Activity: Your answer must be the full listing, reproduced word for word.

Data for analysis:
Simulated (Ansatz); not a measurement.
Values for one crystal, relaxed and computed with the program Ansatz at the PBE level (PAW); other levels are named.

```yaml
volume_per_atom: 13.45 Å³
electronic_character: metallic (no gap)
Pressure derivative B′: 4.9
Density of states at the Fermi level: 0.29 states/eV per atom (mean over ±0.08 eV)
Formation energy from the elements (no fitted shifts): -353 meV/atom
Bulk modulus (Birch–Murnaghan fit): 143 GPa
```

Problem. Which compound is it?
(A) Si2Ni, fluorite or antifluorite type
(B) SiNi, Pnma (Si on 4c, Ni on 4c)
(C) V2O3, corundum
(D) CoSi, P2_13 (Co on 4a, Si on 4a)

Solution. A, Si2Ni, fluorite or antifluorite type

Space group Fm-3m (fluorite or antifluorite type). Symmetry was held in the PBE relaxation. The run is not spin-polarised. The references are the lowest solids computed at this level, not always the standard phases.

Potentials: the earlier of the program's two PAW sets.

Task result:
Simulated (Ansatz); not a measurement.
Values for one crystal, relaxed and computed with the program Ansatz at the PBE level (PAW); other levels are named.

```yaml
volume_per_atom: 13.45 Å³
electronic_character: metallic (no gap)
Pressure derivative B′: 4.9
Density of states at the Fermi level: 0.29 states/eV per atom (mean over ±0.08 eV)
Formation energy from the elements (no fitted shifts): -353 meV/atom
Bulk modulus (Birch–Murnaghan fit): 143 GPa
```

Problem. Which compound is it?
(A) Si2Ni, fluorite or antifluorite type
(B) SiNi, Pnma (Si on 4c, Ni on 4c)
(C) V2O3, corundum
(D) CoSi, P2_13 (Co on 4a, Si on 4a)

Solution. A, Si2Ni, fluorite or antifluorite type

Space group Fm-3m (fluorite or antifluorite type). Symmetry was held in the PBE relaxation. The run is not spin-polarised. The references are the lowest solids computed at this level, not always the standard phases.

Potentials: the earlier of the program's two PAW sets.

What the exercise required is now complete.